_Work item_. The records below must be copied in full, exactly as they read.

===== Entries shown =====

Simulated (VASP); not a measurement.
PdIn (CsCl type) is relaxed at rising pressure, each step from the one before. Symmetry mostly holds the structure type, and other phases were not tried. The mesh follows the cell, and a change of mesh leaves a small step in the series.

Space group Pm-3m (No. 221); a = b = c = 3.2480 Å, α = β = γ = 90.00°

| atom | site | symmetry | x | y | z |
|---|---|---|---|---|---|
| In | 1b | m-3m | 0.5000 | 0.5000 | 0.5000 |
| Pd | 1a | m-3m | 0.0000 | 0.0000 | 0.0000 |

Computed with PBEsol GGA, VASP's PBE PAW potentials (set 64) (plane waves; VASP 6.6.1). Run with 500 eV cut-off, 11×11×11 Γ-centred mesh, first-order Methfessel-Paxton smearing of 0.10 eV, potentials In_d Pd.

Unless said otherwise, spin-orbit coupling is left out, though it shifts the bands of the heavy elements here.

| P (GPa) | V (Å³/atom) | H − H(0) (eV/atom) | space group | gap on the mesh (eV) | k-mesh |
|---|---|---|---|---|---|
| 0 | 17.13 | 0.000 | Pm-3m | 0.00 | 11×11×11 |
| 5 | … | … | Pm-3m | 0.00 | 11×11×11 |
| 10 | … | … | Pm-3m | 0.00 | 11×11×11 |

=====

_Written response_.
Simulated (VASP); not a measurement.
PdIn (CsCl type) is relaxed at rising pressure, each step from the one before. Symmetry mostly holds the structure type, and other phases were not tried. The mesh follows the cell, and a change of mesh leaves a small step in the series.

Space group Pm-3m (No. 221); a = b = c = 3.2480 Å, α = β = γ = 90.00°

| atom | site | symmetry | x | y | z |
|---|---|---|---|---|---|
| In | 1b | m-3m | 0.5000 | 0.5000 | 0.5000 |
| Pd | 1a | m-3m | 0.0000 | 0.0000 | 0.0000 |

Computed with PBEsol GGA, VASP's PBE PAW potentials (set 64) (plane waves; VASP 6.6.1). Run with 500 eV cut-off, 11×11×11 Γ-centred mesh, first-order Methfessel-Paxton smearing of 0.10 eV, potentials In_d Pd.

Unless said otherwise, spin-orbit coupling is left out, though it shifts the bands of the heavy elements here.

| P (GPa) | V (Å³/atom) | H − H(0) (eV/atom) | space group | gap on the mesh (eV) | k-mesh |
|---|---|---|---|---|---|
| 0 | 17.13 | 0.000 | Pm-3m | 0.00 | 11×11×11 |
| 5 | … | … | Pm-3m | 0.00 | 11×11×11 |
| 10 | … | … | Pm-3m | 0.00 | 11×11×11 |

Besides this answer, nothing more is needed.